Exercise: Give every line of the listing word for word, beginning at the first and including the line with "Below is the" as the last.

Data listing:
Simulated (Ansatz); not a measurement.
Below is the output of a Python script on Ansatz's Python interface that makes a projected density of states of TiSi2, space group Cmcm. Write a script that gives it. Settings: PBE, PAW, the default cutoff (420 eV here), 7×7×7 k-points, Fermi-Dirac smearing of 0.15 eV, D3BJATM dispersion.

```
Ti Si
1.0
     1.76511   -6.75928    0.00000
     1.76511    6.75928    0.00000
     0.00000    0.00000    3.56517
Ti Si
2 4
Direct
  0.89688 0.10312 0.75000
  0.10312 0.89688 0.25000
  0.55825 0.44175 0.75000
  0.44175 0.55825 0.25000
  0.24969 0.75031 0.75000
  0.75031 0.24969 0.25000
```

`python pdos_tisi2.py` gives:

Task answer:
Simulated (Ansatz); not a measurement.
Below is the output of a Python script on Ansatz's Python interface that makes a projected density of states of TiSi2, space group Cmcm. Write a script that gives it. Settings: PBE, PAW, the default cutoff (420 eV here), 7×7×7 k-points, Fermi-Dirac smearing of 0.15 eV, D3BJATM dispersion.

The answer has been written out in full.